=== Section Start ===
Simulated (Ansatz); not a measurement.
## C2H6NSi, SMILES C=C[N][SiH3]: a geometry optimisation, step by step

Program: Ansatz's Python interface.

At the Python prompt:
=== Section End ===

## EXERCISE
Look above for the line holding "## C2H6NSi, SMILES" and the line holding "Program: Ansatz's Python interface.", then output exactly those two lines and every line between them, nothing more.

## SOLUTION
## C2H6NSi, SMILES C=C[N][SiH3]: a geometry optimisation, step by step

Program: Ansatz's Python interface.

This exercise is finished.